-- Opening Marker --

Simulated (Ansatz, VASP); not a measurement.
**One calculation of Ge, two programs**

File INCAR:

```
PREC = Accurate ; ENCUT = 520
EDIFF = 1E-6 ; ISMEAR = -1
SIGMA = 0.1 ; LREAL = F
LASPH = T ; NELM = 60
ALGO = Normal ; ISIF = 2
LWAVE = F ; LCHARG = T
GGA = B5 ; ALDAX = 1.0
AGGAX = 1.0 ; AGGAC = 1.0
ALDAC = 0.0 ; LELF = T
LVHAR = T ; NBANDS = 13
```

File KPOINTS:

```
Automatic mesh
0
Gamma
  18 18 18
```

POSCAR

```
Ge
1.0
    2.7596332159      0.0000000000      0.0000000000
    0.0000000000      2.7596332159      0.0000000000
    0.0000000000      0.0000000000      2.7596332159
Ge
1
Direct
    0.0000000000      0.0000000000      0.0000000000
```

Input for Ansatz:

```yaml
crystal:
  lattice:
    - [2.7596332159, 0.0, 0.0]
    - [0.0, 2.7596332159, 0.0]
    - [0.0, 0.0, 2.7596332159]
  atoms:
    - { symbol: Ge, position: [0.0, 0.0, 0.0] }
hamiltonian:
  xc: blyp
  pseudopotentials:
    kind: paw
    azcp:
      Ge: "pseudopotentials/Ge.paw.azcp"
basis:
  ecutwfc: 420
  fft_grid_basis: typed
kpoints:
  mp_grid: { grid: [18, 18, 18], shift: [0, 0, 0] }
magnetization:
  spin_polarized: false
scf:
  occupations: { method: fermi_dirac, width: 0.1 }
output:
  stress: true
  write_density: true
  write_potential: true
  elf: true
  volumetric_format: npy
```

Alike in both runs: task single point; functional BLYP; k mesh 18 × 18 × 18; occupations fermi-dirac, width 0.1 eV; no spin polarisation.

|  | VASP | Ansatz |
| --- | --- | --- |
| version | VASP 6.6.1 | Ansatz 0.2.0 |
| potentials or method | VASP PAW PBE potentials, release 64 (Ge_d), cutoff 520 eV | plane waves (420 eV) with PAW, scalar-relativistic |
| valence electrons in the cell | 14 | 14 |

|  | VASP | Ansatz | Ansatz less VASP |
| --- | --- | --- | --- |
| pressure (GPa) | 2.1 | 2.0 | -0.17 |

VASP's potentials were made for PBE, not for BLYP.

-- Closing Marker --

**ASSIGNMENT:** Your task is to restate, word for word, the lines from the beginning of the records to the line with "2.0 | -0.17 |", inclusive.

**WRITTEN REPLY:**
Simulated (Ansatz, VASP); not a measurement.
**One calculation of Ge, two programs**

File INCAR:

```
PREC = Accurate ; ENCUT = 520
EDIFF = 1E-6 ; ISMEAR = -1
SIGMA = 0.1 ; LREAL = F
LASPH = T ; NELM = 60
ALGO = Normal ; ISIF = 2
LWAVE = F ; LCHARG = T
GGA = B5 ; ALDAX = 1.0
AGGAX = 1.0 ; AGGAC = 1.0
ALDAC = 0.0 ; LELF = T
LVHAR = T ; NBANDS = 13
```

File KPOINTS:

```
Automatic mesh
0
Gamma
  18 18 18
```

POSCAR

```
Ge
1.0
    2.7596332159      0.0000000000      0.0000000000
    0.0000000000      2.7596332159      0.0000000000
    0.0000000000      0.0000000000      2.7596332159
Ge
1
Direct
    0.0000000000      0.0000000000      0.0000000000
```

Input for Ansatz:

```yaml
crystal:
  lattice:
    - [2.7596332159, 0.0, 0.0]
    - [0.0, 2.7596332159, 0.0]
    - [0.0, 0.0, 2.7596332159]
  atoms:
    - { symbol: Ge, position: [0.0, 0.0, 0.0] }
hamiltonian:
  xc: blyp
  pseudopotentials:
    kind: paw
    azcp:
      Ge: "pseudopotentials/Ge.paw.azcp"
basis:
  ecutwfc: 420
  fft_grid_basis: typed
kpoints:
  mp_grid: { grid: [18, 18, 18], shift: [0, 0, 0] }
magnetization:
  spin_polarized: false
scf:
  occupations: { method: fermi_dirac, width: 0.1 }
output:
  stress: true
  write_density: true
  write_potential: true
  elf: true
  volumetric_format: npy
```

Alike in both runs: task single point; functional BLYP; k mesh 18 × 18 × 18; occupations fermi-dirac, width 0.1 eV; no spin polarisation.

|  | VASP | Ansatz |
| --- | --- | --- |
| version | VASP 6.6.1 | Ansatz 0.2.0 |
| potentials or method | VASP PAW PBE potentials, release 64 (Ge_d), cutoff 520 eV | plane waves (420 eV) with PAW, scalar-relativistic |
| valence electrons in the cell | 14 | 14 |

|  | VASP | Ansatz | Ansatz less VASP |
| --- | --- | --- | --- |
| pressure (GPa) | 2.1 | 2.0 | -0.17 |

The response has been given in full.